● Action item:
For the listing below, output exactly the lines from the line with "Note: the relaxation" up to and including the line with "A model structure", and no other lines.

● Data supplied:
= = = = =

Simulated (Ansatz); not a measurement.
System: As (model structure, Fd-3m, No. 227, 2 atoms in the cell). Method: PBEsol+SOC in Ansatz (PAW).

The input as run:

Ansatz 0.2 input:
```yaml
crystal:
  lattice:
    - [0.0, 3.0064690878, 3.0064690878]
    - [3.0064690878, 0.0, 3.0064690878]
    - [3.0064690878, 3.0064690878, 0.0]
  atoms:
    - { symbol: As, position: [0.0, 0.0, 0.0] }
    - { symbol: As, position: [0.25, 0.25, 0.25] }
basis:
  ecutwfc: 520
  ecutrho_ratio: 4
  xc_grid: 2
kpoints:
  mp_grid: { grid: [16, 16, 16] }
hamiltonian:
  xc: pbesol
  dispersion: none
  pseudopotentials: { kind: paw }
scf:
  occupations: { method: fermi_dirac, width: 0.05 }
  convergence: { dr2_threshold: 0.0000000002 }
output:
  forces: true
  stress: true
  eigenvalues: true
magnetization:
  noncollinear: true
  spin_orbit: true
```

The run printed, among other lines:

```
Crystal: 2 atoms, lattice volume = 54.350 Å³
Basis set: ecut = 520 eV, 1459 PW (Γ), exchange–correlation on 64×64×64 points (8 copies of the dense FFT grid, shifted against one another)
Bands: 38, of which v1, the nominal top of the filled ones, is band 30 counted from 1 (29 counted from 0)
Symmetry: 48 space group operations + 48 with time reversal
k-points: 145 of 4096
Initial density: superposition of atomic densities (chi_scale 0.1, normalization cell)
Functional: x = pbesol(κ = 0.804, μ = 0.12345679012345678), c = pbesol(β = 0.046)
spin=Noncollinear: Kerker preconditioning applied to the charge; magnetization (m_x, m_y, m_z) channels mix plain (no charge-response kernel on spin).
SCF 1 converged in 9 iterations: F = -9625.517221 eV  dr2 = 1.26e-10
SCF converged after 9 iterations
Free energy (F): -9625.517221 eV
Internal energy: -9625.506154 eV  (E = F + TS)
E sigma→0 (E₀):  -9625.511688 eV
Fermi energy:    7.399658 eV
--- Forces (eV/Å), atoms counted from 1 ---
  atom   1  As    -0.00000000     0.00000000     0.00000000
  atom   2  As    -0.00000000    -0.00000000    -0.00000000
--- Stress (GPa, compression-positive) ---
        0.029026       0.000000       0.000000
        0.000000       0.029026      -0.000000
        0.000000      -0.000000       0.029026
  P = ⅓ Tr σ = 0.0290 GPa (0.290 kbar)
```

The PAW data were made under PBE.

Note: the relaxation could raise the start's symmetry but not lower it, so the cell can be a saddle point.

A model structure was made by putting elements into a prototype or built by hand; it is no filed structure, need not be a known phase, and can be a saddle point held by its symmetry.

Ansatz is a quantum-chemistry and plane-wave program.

= = = = =

● Task solution:
Note: the relaxation could raise the start's symmetry but not lower it, so the cell can be a saddle point.

A model structure was made by putting elements into a prototype or built by hand; it is no filed structure, need not be a known phase, and can be a saddle point held by its symmetry.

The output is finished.